Stop at the line containing "change on relaxing?": every line of the listing from the first up to that one must be set down exactly.

Provided material ->
↓
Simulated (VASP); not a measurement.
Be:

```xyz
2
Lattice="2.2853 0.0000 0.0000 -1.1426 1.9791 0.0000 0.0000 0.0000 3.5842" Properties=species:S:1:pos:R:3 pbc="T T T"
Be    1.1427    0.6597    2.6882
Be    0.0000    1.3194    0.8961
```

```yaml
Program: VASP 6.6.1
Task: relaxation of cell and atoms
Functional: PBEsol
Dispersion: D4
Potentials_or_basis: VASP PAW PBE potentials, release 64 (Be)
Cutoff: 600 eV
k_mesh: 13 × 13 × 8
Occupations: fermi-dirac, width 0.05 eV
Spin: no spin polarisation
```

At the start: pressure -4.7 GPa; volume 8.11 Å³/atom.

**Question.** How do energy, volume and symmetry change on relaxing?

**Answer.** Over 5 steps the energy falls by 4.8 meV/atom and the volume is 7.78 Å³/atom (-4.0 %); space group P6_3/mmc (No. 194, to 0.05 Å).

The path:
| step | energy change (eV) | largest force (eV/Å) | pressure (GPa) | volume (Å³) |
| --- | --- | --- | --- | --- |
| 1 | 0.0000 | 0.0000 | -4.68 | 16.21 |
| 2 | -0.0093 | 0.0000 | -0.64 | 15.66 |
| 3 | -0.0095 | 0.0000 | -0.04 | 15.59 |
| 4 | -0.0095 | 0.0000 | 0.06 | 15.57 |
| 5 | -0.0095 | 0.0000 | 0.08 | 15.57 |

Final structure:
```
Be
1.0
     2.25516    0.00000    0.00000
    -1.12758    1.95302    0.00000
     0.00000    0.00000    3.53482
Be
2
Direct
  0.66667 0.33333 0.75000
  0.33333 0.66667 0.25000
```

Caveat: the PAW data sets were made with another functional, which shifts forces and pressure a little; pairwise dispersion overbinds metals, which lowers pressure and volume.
↑

Task answer ->
Simulated (VASP); not a measurement.
Be:

```xyz
2
Lattice="2.2853 0.0000 0.0000 -1.1426 1.9791 0.0000 0.0000 0.0000 3.5842" Properties=species:S:1:pos:R:3 pbc="T T T"
Be    1.1427    0.6597    2.6882
Be    0.0000    1.3194    0.8961
```

```yaml
Program: VASP 6.6.1
Task: relaxation of cell and atoms
Functional: PBEsol
Dispersion: D4
Potentials_or_basis: VASP PAW PBE potentials, release 64 (Be)
Cutoff: 600 eV
k_mesh: 13 × 13 × 8
Occupations: fermi-dirac, width 0.05 eV
Spin: no spin polarisation
```

At the start: pressure -4.7 GPa; volume 8.11 Å³/atom.

**Question.** How do energy, volume and symmetry change on relaxing?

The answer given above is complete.